┄┄┄┄┄┄

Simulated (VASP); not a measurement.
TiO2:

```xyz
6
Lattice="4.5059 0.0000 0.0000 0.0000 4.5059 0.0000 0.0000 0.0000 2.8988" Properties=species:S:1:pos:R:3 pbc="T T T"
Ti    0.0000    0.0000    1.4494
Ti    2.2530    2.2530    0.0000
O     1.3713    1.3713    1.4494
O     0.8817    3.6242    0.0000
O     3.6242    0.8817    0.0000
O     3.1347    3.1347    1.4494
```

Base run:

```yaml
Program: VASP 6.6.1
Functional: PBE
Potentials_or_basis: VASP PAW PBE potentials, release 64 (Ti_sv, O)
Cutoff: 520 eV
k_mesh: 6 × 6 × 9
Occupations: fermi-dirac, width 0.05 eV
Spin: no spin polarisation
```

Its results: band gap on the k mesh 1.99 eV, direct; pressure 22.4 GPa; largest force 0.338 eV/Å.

┄┄┄┄┄┄

## [WORK INSTRUCTION]
The answer must be an exact copy of every entry.

## [ANSWER SECTION]
Simulated (VASP); not a measurement.
TiO2:

```xyz
6
Lattice="4.5059 0.0000 0.0000 0.0000 4.5059 0.0000 0.0000 0.0000 2.8988" Properties=species:S:1:pos:R:3 pbc="T T T"
Ti    0.0000    0.0000    1.4494
Ti    2.2530    2.2530    0.0000
O     1.3713    1.3713    1.4494
O     0.8817    3.6242    0.0000
O     3.6242    0.8817    0.0000
O     3.1347    3.1347    1.4494
```

Base run:

```yaml
Program: VASP 6.6.1
Functional: PBE
Potentials_or_basis: VASP PAW PBE potentials, release 64 (Ti_sv, O)
Cutoff: 520 eV
k_mesh: 6 × 6 × 9
Occupations: fermi-dirac, width 0.05 eV
Spin: no spin polarisation
```

Its results: band gap on the k mesh 1.99 eV, direct; pressure 22.4 GPa; largest force 0.338 eV/Å.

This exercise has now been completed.